*** Extracted information ***

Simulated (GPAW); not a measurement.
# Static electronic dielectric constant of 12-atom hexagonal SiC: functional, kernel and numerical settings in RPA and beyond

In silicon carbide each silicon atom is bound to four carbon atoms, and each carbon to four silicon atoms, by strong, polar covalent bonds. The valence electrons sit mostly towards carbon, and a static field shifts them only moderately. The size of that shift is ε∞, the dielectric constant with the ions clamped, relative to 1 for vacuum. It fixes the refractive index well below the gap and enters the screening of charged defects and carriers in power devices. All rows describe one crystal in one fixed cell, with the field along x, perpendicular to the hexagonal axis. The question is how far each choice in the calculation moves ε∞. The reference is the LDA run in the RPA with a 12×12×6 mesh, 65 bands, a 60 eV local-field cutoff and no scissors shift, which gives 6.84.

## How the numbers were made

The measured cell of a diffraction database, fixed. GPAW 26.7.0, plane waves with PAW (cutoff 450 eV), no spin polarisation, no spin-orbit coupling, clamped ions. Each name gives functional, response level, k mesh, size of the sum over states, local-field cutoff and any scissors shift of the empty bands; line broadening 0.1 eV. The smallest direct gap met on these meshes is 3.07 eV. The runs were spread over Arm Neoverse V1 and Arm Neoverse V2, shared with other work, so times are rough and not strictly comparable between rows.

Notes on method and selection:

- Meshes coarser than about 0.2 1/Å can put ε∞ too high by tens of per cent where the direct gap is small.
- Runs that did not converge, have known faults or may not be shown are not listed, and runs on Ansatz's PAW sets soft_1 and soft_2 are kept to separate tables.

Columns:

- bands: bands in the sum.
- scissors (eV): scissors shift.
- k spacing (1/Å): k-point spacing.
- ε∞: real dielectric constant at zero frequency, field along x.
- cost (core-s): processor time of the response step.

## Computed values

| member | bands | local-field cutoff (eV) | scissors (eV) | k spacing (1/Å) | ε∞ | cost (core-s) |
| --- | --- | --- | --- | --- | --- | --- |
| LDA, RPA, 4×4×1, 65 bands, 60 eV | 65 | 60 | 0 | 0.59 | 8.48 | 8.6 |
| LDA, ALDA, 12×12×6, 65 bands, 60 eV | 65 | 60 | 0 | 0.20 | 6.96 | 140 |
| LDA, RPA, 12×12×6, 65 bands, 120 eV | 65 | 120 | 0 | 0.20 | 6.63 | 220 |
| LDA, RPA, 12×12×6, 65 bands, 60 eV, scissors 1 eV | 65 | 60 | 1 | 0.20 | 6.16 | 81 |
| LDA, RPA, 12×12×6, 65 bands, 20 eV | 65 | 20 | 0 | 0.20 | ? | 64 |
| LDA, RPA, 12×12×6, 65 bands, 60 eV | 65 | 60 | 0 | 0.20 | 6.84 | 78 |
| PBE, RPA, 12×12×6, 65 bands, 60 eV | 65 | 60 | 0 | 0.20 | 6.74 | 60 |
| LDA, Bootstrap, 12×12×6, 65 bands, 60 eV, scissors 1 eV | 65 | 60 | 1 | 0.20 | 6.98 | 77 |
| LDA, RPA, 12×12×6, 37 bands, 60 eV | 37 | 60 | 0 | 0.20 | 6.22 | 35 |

***

Assignment>
From the line containing "- ε∞: real dielectric" down to the line containing "cost (core-s) |" in the material above, reproduce every line exactly, including the two end lines.

Answer space>
- ε∞: real dielectric constant at zero frequency, field along x.
- cost (core-s): processor time of the response step.

## Computed values

| member | bands | local-field cutoff (eV) | scissors (eV) | k spacing (1/Å) | ε∞ | cost (core-s) |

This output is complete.